### Work request
In the records below, the line with "Estimate Ansatz's values." opens the range and the line with "shells in valence." closes it; print that range exactly and nothing else.

### Information supplied
· · · ·

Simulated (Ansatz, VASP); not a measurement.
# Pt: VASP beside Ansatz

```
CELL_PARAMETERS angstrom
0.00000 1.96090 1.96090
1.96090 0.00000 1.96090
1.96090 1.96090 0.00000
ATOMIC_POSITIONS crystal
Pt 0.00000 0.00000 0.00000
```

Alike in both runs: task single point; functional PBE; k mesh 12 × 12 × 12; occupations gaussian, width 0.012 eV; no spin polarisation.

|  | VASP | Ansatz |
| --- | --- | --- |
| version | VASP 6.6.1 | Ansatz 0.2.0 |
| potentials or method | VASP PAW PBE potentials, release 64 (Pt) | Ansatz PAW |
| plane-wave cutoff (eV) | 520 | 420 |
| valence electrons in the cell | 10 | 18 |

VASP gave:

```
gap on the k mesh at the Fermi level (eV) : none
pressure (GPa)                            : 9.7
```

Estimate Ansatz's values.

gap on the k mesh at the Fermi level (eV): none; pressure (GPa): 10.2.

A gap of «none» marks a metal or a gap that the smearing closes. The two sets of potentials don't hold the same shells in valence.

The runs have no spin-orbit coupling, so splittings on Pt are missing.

· · · ·

### Problem solution
Estimate Ansatz's values.

gap on the k mesh at the Fermi level (eV): none; pressure (GPa): 10.2.

A gap of «none» marks a metal or a gap that the smearing closes. The two sets of potentials don't hold the same shells in valence.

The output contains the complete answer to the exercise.